═══ Data excerpts

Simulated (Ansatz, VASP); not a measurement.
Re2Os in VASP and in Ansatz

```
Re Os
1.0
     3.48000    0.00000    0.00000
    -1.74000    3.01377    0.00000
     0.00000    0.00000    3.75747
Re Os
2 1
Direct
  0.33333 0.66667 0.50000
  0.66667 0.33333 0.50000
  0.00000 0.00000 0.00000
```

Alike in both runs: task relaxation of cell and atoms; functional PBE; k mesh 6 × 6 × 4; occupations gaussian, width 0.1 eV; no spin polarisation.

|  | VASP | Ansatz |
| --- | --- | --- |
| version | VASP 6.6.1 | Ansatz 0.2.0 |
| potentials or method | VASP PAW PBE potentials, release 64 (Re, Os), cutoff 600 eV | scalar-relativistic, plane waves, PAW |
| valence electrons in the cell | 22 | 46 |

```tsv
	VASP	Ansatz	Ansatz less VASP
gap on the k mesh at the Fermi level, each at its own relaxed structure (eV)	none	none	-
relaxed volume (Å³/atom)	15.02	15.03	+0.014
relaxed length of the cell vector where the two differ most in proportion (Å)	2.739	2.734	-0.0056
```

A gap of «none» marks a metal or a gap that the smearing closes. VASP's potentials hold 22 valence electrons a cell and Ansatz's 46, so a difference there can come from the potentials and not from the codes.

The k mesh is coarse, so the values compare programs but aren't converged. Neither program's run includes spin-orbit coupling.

══════

Exercise: Please reproduce exactly the lines in the listing above from the one containing "waves, PAW |" through the one containing "from the codes.", both included, and nothing more.

Worked solution:
| potentials or method | VASP PAW PBE potentials, release 64 (Re, Os), cutoff 600 eV | scalar-relativistic, plane waves, PAW |
| valence electrons in the cell | 22 | 46 |

```tsv
	VASP	Ansatz	Ansatz less VASP
gap on the k mesh at the Fermi level, each at its own relaxed structure (eV)	none	none	-
relaxed volume (Å³/atom)	15.02	15.03	+0.014
relaxed length of the cell vector where the two differ most in proportion (Å)	2.739	2.734	-0.0056
```

A gap of «none» marks a metal or a gap that the smearing closes. VASP's potentials hold 22 valence electrons a cell and Ansatz's 46, so a difference there can come from the potentials and not from the codes.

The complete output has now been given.